- **Work request**: A word-for-word copy of the whole listing is the required answer.

■ ■ ■

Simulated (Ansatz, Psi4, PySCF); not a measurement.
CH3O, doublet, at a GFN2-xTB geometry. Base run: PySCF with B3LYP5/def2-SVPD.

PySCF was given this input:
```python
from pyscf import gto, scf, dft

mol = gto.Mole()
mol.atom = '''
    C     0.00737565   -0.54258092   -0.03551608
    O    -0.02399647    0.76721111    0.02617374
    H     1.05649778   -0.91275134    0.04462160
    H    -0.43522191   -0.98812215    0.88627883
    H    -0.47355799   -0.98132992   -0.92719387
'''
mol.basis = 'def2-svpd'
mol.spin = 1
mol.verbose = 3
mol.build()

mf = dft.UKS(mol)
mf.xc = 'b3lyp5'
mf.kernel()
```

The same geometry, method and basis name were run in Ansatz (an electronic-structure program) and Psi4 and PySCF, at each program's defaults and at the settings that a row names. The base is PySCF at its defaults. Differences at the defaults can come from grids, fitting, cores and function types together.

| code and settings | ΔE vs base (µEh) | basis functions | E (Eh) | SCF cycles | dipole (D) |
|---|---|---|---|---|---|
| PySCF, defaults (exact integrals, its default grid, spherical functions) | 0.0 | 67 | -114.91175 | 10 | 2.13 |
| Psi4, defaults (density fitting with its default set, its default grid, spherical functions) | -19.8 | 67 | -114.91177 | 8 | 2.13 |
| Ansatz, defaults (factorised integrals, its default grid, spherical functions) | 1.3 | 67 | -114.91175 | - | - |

■ ■ ■

- **Written answer**:
Simulated (Ansatz, Psi4, PySCF); not a measurement.
CH3O, doublet, at a GFN2-xTB geometry. Base run: PySCF with B3LYP5/def2-SVPD.

PySCF was given this input:
```python
from pyscf import gto, scf, dft

mol = gto.Mole()
mol.atom = '''
    C     0.00737565   -0.54258092   -0.03551608
    O    -0.02399647    0.76721111    0.02617374
    H     1.05649778   -0.91275134    0.04462160
    H    -0.43522191   -0.98812215    0.88627883
    H    -0.47355799   -0.98132992   -0.92719387
'''
mol.basis = 'def2-svpd'
mol.spin = 1
mol.verbose = 3
mol.build()

mf = dft.UKS(mol)
mf.xc = 'b3lyp5'
mf.kernel()
```

The same geometry, method and basis name were run in Ansatz (an electronic-structure program) and Psi4 and PySCF, at each program's defaults and at the settings that a row names. The base is PySCF at its defaults. Differences at the defaults can come from grids, fitting, cores and function types together.

| code and settings | ΔE vs base (µEh) | basis functions | E (Eh) | SCF cycles | dipole (D) |
|---|---|---|---|---|---|
| PySCF, defaults (exact integrals, its default grid, spherical functions) | 0.0 | 67 | -114.91175 | 10 | 2.13 |
| Psi4, defaults (density fitting with its default set, its default grid, spherical functions) | -19.8 | 67 | -114.91177 | 8 | 2.13 |
| Ansatz, defaults (factorised integrals, its default grid, spherical functions) | 1.3 | 67 | -114.91175 | - | - |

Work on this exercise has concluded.